■ **Data to examine**:
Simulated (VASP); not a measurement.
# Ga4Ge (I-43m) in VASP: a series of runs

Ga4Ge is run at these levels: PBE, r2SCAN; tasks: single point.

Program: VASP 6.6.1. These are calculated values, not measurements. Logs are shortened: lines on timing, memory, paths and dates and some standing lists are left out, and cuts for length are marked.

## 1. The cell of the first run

■ **Activity**:
Retype the material word for word, including every line.

■ **Written reply**:
Simulated (VASP); not a measurement.
# Ga4Ge (I-43m) in VASP: a series of runs

Ga4Ge is run at these levels: PBE, r2SCAN; tasks: single point.

Program: VASP 6.6.1. These are calculated values, not measurements. Logs are shortened: lines on timing, memory, paths and dates and some standing lists are left out, and cuts for length are marked.

## 1. The cell of the first run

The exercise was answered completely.